◆ Requirement
Each record is to be transcribed exactly.

****

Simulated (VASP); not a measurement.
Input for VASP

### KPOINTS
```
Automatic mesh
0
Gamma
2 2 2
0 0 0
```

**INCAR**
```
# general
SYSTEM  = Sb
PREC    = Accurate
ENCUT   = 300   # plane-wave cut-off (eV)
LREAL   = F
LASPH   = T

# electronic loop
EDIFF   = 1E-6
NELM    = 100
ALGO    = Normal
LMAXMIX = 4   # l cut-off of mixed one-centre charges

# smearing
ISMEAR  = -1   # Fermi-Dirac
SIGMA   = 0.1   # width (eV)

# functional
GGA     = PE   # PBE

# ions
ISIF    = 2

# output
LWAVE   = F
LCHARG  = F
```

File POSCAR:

****

◆ Exercise response
Simulated (VASP); not a measurement.
Input for VASP

### KPOINTS
```
Automatic mesh
0
Gamma
2 2 2
0 0 0
```

**INCAR**
```
# general
SYSTEM  = Sb
PREC    = Accurate
ENCUT   = 300   # plane-wave cut-off (eV)
LREAL   = F
LASPH   = T

# electronic loop
EDIFF   = 1E-6
NELM    = 100
ALGO    = Normal
LMAXMIX = 4   # l cut-off of mixed one-centre charges

# smearing
ISMEAR  = -1   # Fermi-Dirac
SIGMA   = 0.1   # width (eV)

# functional
GGA     = PE   # PBE

# ions
ISIF    = 2

# output
LWAVE   = F
LCHARG  = F
```

File POSCAR:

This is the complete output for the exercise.